## Data shown

↓

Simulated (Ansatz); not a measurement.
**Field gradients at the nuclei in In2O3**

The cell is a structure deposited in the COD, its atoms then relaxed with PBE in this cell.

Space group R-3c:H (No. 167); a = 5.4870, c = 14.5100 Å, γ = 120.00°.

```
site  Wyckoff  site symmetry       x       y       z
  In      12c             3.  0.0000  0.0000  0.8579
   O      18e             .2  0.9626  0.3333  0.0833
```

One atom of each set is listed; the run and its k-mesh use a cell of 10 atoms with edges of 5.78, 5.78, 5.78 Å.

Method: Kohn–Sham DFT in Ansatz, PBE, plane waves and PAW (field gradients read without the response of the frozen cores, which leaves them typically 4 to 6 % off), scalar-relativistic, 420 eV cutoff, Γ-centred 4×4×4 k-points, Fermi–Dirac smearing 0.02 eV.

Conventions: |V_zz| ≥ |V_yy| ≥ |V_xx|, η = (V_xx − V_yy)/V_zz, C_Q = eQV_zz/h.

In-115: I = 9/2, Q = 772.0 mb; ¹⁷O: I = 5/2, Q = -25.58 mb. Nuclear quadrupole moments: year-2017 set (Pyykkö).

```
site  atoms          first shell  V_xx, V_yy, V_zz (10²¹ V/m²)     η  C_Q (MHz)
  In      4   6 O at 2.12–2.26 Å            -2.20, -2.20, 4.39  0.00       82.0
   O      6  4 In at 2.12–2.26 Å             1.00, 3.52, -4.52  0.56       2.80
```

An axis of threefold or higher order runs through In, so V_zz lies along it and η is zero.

↑

## Task item
From the records above, please extract every line and repeat it exactly.

## Reply
Simulated (Ansatz); not a measurement.
**Field gradients at the nuclei in In2O3**

The cell is a structure deposited in the COD, its atoms then relaxed with PBE in this cell.

Space group R-3c:H (No. 167); a = 5.4870, c = 14.5100 Å, γ = 120.00°.

```
site  Wyckoff  site symmetry       x       y       z
  In      12c             3.  0.0000  0.0000  0.8579
   O      18e             .2  0.9626  0.3333  0.0833
```

One atom of each set is listed; the run and its k-mesh use a cell of 10 atoms with edges of 5.78, 5.78, 5.78 Å.

Method: Kohn–Sham DFT in Ansatz, PBE, plane waves and PAW (field gradients read without the response of the frozen cores, which leaves them typically 4 to 6 % off), scalar-relativistic, 420 eV cutoff, Γ-centred 4×4×4 k-points, Fermi–Dirac smearing 0.02 eV.

Conventions: |V_zz| ≥ |V_yy| ≥ |V_xx|, η = (V_xx − V_yy)/V_zz, C_Q = eQV_zz/h.

In-115: I = 9/2, Q = 772.0 mb; ¹⁷O: I = 5/2, Q = -25.58 mb. Nuclear quadrupole moments: year-2017 set (Pyykkö).

```
site  atoms          first shell  V_xx, V_yy, V_zz (10²¹ V/m²)     η  C_Q (MHz)
  In      4   6 O at 2.12–2.26 Å            -2.20, -2.20, 4.39  0.00       82.0
   O      6  4 In at 2.12–2.26 Å             1.00, 3.52, -4.52  0.56       2.80
```

An axis of threefold or higher order runs through In, so V_zz lies along it and η is zero.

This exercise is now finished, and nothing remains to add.